» ACTION ITEM
Print exactly those lines that run from the beginning of the data to the line bearing "### What is the character of this orbital?", inclusive.

__________
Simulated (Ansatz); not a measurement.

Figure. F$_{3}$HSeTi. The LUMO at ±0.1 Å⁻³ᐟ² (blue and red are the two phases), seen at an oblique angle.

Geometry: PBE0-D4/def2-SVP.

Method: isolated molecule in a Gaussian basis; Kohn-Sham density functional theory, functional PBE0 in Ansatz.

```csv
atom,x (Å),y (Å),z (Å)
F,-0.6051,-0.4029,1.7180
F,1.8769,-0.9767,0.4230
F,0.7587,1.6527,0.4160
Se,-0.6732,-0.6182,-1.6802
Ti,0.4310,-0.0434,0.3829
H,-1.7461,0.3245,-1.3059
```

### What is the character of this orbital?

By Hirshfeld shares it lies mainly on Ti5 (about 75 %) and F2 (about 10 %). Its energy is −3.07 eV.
__________

» EXERCISE ANSWER
Simulated (Ansatz); not a measurement.

Figure. F$_{3}$HSeTi. The LUMO at ±0.1 Å⁻³ᐟ² (blue and red are the two phases), seen at an oblique angle.

Geometry: PBE0-D4/def2-SVP.

Method: isolated molecule in a Gaussian basis; Kohn-Sham density functional theory, functional PBE0 in Ansatz.

```csv
atom,x (Å),y (Å),z (Å)
F,-0.6051,-0.4029,1.7180
F,1.8769,-0.9767,0.4230
F,0.7587,1.6527,0.4160
Se,-0.6732,-0.6182,-1.6802
Ti,0.4310,-0.0434,0.3829
H,-1.7461,0.3245,-1.3059
```

### What is the character of this orbital?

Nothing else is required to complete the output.